Data provided>
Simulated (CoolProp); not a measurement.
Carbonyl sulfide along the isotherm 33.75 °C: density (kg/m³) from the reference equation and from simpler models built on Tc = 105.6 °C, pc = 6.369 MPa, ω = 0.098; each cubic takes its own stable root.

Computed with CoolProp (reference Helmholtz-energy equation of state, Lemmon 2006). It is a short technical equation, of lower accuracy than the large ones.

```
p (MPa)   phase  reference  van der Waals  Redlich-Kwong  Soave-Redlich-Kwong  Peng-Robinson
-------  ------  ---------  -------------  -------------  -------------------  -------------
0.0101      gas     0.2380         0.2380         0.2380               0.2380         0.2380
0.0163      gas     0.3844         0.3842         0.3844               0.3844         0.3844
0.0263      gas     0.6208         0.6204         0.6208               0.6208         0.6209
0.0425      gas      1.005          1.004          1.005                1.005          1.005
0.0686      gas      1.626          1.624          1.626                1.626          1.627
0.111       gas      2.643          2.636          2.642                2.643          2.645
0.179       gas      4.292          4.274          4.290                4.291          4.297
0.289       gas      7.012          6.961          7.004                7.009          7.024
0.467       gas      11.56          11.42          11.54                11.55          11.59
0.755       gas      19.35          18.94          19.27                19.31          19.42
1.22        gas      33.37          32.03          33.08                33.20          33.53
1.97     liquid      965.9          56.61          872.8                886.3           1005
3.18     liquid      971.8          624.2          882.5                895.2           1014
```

Activity>
All the records above need to be printed exactly.

Your solution>
Simulated (CoolProp); not a measurement.
Carbonyl sulfide along the isotherm 33.75 °C: density (kg/m³) from the reference equation and from simpler models built on Tc = 105.6 °C, pc = 6.369 MPa, ω = 0.098; each cubic takes its own stable root.

Computed with CoolProp (reference Helmholtz-energy equation of state, Lemmon 2006). It is a short technical equation, of lower accuracy than the large ones.

```
p (MPa)   phase  reference  van der Waals  Redlich-Kwong  Soave-Redlich-Kwong  Peng-Robinson
-------  ------  ---------  -------------  -------------  -------------------  -------------
0.0101      gas     0.2380         0.2380         0.2380               0.2380         0.2380
0.0163      gas     0.3844         0.3842         0.3844               0.3844         0.3844
0.0263      gas     0.6208         0.6204         0.6208               0.6208         0.6209
0.0425      gas      1.005          1.004          1.005                1.005          1.005
0.0686      gas      1.626          1.624          1.626                1.626          1.627
0.111       gas      2.643          2.636          2.642                2.643          2.645
0.179       gas      4.292          4.274          4.290                4.291          4.297
0.289       gas      7.012          6.961          7.004                7.009          7.024
0.467       gas      11.56          11.42          11.54                11.55          11.59
0.755       gas      19.35          18.94          19.27                19.31          19.42
1.22        gas      33.37          32.03          33.08                33.20          33.53
1.97     liquid      965.9          56.61          872.8                886.3           1005
3.18     liquid      971.8          624.2          882.5                895.2           1014
```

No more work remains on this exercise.